** Work instruction **
Transcribe the complete listing exactly.

------------------------------------

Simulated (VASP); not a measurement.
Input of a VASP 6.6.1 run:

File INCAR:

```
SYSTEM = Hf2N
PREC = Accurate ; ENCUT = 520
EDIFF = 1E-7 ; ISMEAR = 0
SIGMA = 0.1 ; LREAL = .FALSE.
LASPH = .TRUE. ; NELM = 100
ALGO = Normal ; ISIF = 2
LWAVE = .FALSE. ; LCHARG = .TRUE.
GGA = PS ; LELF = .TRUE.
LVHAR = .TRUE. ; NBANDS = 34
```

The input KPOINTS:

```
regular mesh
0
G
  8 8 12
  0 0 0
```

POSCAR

------------------------------------

** Answer space **
Simulated (VASP); not a measurement.
Input of a VASP 6.6.1 run:

File INCAR:

```
SYSTEM = Hf2N
PREC = Accurate ; ENCUT = 520
EDIFF = 1E-7 ; ISMEAR = 0
SIGMA = 0.1 ; LREAL = .FALSE.
LASPH = .TRUE. ; NELM = 100
ALGO = Normal ; ISIF = 2
LWAVE = .FALSE. ; LCHARG = .TRUE.
GGA = PS ; LELF = .TRUE.
LVHAR = .TRUE. ; NBANDS = 34
```

The input KPOINTS:

```
regular mesh
0
G
  8 8 12
  0 0 0
```

POSCAR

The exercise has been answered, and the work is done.